> [DATA SECTION]
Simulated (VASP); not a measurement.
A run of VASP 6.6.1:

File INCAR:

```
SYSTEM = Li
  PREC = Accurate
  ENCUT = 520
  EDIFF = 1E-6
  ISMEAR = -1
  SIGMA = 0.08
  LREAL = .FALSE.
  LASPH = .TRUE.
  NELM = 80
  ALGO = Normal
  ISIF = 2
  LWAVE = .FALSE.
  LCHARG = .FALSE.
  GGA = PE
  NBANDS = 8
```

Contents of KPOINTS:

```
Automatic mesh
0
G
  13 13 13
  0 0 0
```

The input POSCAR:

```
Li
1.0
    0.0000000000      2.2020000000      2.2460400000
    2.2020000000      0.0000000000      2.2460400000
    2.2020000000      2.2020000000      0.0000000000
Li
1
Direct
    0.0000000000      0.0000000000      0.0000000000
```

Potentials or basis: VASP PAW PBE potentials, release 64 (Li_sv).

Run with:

> [REQUIRED ACTION]
The response should consist of all the entries, set down exactly.

> [EXERCISE RESULT]
Simulated (VASP); not a measurement.
A run of VASP 6.6.1:

File INCAR:

```
SYSTEM = Li
  PREC = Accurate
  ENCUT = 520
  EDIFF = 1E-6
  ISMEAR = -1
  SIGMA = 0.08
  LREAL = .FALSE.
  LASPH = .TRUE.
  NELM = 80
  ALGO = Normal
  ISIF = 2
  LWAVE = .FALSE.
  LCHARG = .FALSE.
  GGA = PE
  NBANDS = 8
```

Contents of KPOINTS:

```
Automatic mesh
0
G
  13 13 13
  0 0 0
```

The input POSCAR:

```
Li
1.0
    0.0000000000      2.2020000000      2.2460400000
    2.2020000000      0.0000000000      2.2460400000
    2.2020000000      2.2020000000      0.0000000000
Li
1
Direct
    0.0000000000      0.0000000000      0.0000000000
```

Potentials or basis: VASP PAW PBE potentials, release 64 (Li_sv).

Run with:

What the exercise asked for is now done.